SUPPLIED INFORMATION
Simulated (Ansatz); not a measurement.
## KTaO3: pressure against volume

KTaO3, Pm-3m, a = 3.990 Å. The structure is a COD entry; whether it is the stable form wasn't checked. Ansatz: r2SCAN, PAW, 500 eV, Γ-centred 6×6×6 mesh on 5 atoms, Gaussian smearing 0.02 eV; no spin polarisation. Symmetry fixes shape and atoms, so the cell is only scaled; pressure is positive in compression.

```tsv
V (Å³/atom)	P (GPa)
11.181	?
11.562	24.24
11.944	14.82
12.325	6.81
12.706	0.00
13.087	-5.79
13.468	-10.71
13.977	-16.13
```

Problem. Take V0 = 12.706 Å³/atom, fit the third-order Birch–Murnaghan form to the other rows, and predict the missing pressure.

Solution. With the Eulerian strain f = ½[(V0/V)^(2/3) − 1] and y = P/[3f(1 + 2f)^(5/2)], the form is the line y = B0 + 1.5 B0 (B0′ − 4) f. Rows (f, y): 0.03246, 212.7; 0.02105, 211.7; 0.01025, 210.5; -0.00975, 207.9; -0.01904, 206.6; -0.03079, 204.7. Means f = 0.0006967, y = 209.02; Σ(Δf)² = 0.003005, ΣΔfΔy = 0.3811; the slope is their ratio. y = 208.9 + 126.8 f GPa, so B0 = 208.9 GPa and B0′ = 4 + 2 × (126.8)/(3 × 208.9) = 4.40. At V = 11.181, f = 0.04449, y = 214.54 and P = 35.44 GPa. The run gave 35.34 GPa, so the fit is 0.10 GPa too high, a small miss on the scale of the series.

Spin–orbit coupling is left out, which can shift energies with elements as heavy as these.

REQUIREMENT
Could you write out every entry above exactly as it appears?

YOUR RESPONSE
Simulated (Ansatz); not a measurement.
## KTaO3: pressure against volume

KTaO3, Pm-3m, a = 3.990 Å. The structure is a COD entry; whether it is the stable form wasn't checked. Ansatz: r2SCAN, PAW, 500 eV, Γ-centred 6×6×6 mesh on 5 atoms, Gaussian smearing 0.02 eV; no spin polarisation. Symmetry fixes shape and atoms, so the cell is only scaled; pressure is positive in compression.

```tsv
V (Å³/atom)	P (GPa)
11.181	?
11.562	24.24
11.944	14.82
12.325	6.81
12.706	0.00
13.087	-5.79
13.468	-10.71
13.977	-16.13
```

Problem. Take V0 = 12.706 Å³/atom, fit the third-order Birch–Murnaghan form to the other rows, and predict the missing pressure.

Solution. With the Eulerian strain f = ½[(V0/V)^(2/3) − 1] and y = P/[3f(1 + 2f)^(5/2)], the form is the line y = B0 + 1.5 B0 (B0′ − 4) f. Rows (f, y): 0.03246, 212.7; 0.02105, 211.7; 0.01025, 210.5; -0.00975, 207.9; -0.01904, 206.6; -0.03079, 204.7. Means f = 0.0006967, y = 209.02; Σ(Δf)² = 0.003005, ΣΔfΔy = 0.3811; the slope is their ratio. y = 208.9 + 126.8 f GPa, so B0 = 208.9 GPa and B0′ = 4 + 2 × (126.8)/(3 × 208.9) = 4.40. At V = 11.181, f = 0.04449, y = 214.54 and P = 35.44 GPa. The run gave 35.34 GPa, so the fit is 0.10 GPa too high, a small miss on the scale of the series.

Spin–orbit coupling is left out, which can shift energies with elements as heavy as these.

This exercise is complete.